→ SUPPLIED ENTRIES:
# # # # # # #

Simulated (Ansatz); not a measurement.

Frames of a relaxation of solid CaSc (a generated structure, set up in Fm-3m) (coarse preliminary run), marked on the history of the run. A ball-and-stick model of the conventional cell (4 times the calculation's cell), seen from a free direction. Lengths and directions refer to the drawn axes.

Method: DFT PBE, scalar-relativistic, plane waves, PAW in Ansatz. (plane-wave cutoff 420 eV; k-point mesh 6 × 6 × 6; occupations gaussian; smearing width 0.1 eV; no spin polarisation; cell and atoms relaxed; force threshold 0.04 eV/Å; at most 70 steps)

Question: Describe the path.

# # # # # # #

→ WORK TASK: Return the whole listing exactly.

→ TASK SOLUTION:
Simulated (Ansatz); not a measurement.

Frames of a relaxation of solid CaSc (a generated structure, set up in Fm-3m) (coarse preliminary run), marked on the history of the run. A ball-and-stick model of the conventional cell (4 times the calculation's cell), seen from a free direction. Lengths and directions refer to the drawn axes.

Method: DFT PBE, scalar-relativistic, plane waves, PAW in Ansatz. (plane-wave cutoff 420 eV; k-point mesh 6 × 6 × 6; occupations gaussian; smearing width 0.1 eV; no spin polarisation; cell and atoms relaxed; force threshold 0.04 eV/Å; at most 70 steps)

Question: Describe the path.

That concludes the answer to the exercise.